Required action:
The response should consist of the data reproduced word for word.

Extracted records:
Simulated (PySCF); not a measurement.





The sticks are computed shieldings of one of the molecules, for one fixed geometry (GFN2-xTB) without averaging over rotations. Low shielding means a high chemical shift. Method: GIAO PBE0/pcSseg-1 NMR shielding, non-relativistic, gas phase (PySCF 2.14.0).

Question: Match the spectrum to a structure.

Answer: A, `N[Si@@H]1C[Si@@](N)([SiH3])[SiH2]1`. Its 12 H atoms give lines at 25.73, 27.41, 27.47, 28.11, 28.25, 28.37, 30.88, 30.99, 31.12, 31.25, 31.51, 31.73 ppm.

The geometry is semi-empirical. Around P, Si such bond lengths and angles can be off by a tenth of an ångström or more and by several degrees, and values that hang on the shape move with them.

Problem solution:
Simulated (PySCF); not a measurement.





The sticks are computed shieldings of one of the molecules, for one fixed geometry (GFN2-xTB) without averaging over rotations. Low shielding means a high chemical shift. Method: GIAO PBE0/pcSseg-1 NMR shielding, non-relativistic, gas phase (PySCF 2.14.0).

Question: Match the spectrum to a structure.

Answer: A, `N[Si@@H]1C[Si@@](N)([SiH3])[SiH2]1`. Its 12 H atoms give lines at 25.73, 27.41, 27.47, 28.11, 28.25, 28.37, 30.88, 30.99, 31.12, 31.25, 31.51, 31.73 ppm.

The geometry is semi-empirical. Around P, Si such bond lengths and angles can be off by a tenth of an ångström or more and by several degrees, and values that hang on the shape move with them.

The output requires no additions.